# # # # # # #

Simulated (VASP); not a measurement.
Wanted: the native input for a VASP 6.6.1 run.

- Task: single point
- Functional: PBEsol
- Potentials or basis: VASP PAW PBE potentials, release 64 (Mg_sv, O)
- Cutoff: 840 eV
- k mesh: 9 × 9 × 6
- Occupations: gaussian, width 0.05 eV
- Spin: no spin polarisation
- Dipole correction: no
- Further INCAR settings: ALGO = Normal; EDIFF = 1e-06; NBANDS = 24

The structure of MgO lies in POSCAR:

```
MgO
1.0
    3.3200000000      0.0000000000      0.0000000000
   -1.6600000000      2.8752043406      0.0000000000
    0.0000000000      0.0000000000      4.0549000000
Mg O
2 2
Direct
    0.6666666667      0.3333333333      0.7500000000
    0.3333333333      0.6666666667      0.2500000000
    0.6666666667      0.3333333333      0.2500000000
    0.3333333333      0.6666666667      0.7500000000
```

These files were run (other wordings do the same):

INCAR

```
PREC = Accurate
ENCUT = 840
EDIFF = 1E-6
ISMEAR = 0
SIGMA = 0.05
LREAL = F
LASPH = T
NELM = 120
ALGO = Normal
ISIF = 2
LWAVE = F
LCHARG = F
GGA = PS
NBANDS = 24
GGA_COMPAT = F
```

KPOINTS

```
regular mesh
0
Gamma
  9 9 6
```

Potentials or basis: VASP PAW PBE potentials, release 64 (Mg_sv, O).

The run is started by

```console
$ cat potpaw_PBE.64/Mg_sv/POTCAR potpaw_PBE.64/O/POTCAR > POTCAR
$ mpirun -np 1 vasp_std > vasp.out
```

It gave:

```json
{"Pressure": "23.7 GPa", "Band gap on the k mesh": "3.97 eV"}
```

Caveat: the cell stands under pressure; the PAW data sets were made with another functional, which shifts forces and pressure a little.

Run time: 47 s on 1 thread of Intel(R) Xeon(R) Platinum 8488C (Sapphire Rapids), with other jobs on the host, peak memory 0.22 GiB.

# # # # # # #

## [Activity]
The answer should consist solely of the lines from the first line above through the one with "- Occupations: gaussian, width 0.05 eV", both included, repeated exactly.

## [Expected answer]
Simulated (VASP); not a measurement.
Wanted: the native input for a VASP 6.6.1 run.

- Task: single point
- Functional: PBEsol
- Potentials or basis: VASP PAW PBE potentials, release 64 (Mg_sv, O)
- Cutoff: 840 eV
- k mesh: 9 × 9 × 6
- Occupations: gaussian, width 0.05 eV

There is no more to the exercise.